*Data listing*:
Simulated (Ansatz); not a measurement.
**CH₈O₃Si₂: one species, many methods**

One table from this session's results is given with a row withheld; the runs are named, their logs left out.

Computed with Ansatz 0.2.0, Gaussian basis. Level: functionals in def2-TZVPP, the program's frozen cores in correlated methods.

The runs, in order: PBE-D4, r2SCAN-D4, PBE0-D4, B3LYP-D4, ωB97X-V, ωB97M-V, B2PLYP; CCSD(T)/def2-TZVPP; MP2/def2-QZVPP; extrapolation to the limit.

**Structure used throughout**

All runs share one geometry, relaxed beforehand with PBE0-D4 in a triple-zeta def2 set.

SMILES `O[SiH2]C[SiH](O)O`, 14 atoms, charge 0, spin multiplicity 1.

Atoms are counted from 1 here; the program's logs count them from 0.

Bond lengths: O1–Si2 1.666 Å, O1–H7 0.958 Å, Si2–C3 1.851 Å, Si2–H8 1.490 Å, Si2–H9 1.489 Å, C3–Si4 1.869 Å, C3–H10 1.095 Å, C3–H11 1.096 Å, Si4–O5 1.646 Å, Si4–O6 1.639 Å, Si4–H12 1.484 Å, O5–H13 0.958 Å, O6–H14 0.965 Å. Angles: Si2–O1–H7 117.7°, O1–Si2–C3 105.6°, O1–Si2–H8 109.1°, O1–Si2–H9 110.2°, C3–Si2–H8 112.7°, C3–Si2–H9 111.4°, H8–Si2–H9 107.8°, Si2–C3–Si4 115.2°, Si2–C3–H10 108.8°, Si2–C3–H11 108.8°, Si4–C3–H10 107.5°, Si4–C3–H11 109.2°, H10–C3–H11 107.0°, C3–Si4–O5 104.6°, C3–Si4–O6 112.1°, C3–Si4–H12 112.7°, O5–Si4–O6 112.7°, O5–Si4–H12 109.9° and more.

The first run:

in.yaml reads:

*Assignment*: Looking at the entries above, can you reproduce exactly the lines from the one that holds "species, many methods**" through the one that holds "Computed with Ansatz", and only those?

*Answer area*:
**CH₈O₃Si₂: one species, many methods**

One table from this session's results is given with a row withheld; the runs are named, their logs left out.

Computed with Ansatz 0.2.0, Gaussian basis. Level: functionals in def2-TZVPP, the program's frozen cores in correlated methods.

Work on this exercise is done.